Work item
Your output should contain every record, unchanged.

Entries shown
--------------------
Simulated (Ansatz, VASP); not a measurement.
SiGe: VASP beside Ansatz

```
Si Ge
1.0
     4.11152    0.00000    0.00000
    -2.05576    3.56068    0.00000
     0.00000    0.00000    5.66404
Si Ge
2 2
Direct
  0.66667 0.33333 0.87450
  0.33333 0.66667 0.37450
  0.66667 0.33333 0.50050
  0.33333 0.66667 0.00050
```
--------------------

Task response
Simulated (Ansatz, VASP); not a measurement.
SiGe: VASP beside Ansatz

```
Si Ge
1.0
     4.11152    0.00000    0.00000
    -2.05576    3.56068    0.00000
     0.00000    0.00000    5.66404
Si Ge
2 2
Direct
  0.66667 0.33333 0.87450
  0.33333 0.66667 0.37450
  0.66667 0.33333 0.50050
  0.33333 0.66667 0.00050
```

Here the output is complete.